RECORDED INFORMATION section start
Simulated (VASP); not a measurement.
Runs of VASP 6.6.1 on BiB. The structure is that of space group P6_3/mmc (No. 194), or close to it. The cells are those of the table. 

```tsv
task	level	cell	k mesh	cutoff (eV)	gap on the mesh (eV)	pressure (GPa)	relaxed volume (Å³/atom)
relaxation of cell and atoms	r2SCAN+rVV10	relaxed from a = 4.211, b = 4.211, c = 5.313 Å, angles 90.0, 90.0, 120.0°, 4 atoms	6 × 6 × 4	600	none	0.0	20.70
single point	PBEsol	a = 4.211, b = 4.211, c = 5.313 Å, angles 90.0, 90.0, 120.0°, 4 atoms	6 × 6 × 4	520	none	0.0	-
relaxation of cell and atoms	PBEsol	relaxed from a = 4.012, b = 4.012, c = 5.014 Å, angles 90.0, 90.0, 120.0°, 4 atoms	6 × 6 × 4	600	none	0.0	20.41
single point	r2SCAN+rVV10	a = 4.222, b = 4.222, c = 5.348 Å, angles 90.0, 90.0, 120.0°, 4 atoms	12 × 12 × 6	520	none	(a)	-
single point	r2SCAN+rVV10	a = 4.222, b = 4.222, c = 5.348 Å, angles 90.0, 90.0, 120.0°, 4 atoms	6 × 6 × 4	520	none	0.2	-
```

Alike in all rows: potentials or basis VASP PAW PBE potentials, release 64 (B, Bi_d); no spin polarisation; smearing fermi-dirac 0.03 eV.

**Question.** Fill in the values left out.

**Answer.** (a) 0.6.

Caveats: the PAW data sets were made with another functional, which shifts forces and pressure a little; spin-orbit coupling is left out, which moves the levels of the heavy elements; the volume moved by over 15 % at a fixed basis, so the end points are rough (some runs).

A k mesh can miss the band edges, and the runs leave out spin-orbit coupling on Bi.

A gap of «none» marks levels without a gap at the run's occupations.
RECORDED INFORMATION section end

◆ **ACTIVITY**:
Transcribe the records above exactly, from the opening line down to and including the line with "Caveats: the PAW".

◆ **WRITTEN REPLY**:
Simulated (VASP); not a measurement.
Runs of VASP 6.6.1 on BiB. The structure is that of space group P6_3/mmc (No. 194), or close to it. The cells are those of the table. 

```tsv
task	level	cell	k mesh	cutoff (eV)	gap on the mesh (eV)	pressure (GPa)	relaxed volume (Å³/atom)
relaxation of cell and atoms	r2SCAN+rVV10	relaxed from a = 4.211, b = 4.211, c = 5.313 Å, angles 90.0, 90.0, 120.0°, 4 atoms	6 × 6 × 4	600	none	0.0	20.70
single point	PBEsol	a = 4.211, b = 4.211, c = 5.313 Å, angles 90.0, 90.0, 120.0°, 4 atoms	6 × 6 × 4	520	none	0.0	-
relaxation of cell and atoms	PBEsol	relaxed from a = 4.012, b = 4.012, c = 5.014 Å, angles 90.0, 90.0, 120.0°, 4 atoms	6 × 6 × 4	600	none	0.0	20.41
single point	r2SCAN+rVV10	a = 4.222, b = 4.222, c = 5.348 Å, angles 90.0, 90.0, 120.0°, 4 atoms	12 × 12 × 6	520	none	(a)	-
single point	r2SCAN+rVV10	a = 4.222, b = 4.222, c = 5.348 Å, angles 90.0, 90.0, 120.0°, 4 atoms	6 × 6 × 4	520	none	0.2	-
```

Alike in all rows: potentials or basis VASP PAW PBE potentials, release 64 (B, Bi_d); no spin polarisation; smearing fermi-dirac 0.03 eV.

**Question.** Fill in the values left out.

**Answer.** (a) 0.6.

Caveats: the PAW data sets were made with another functional, which shifts forces and pressure a little; spin-orbit coupling is left out, which moves the levels of the heavy elements; the volume moved by over 15 % at a fixed basis, so the end points are rough (some runs).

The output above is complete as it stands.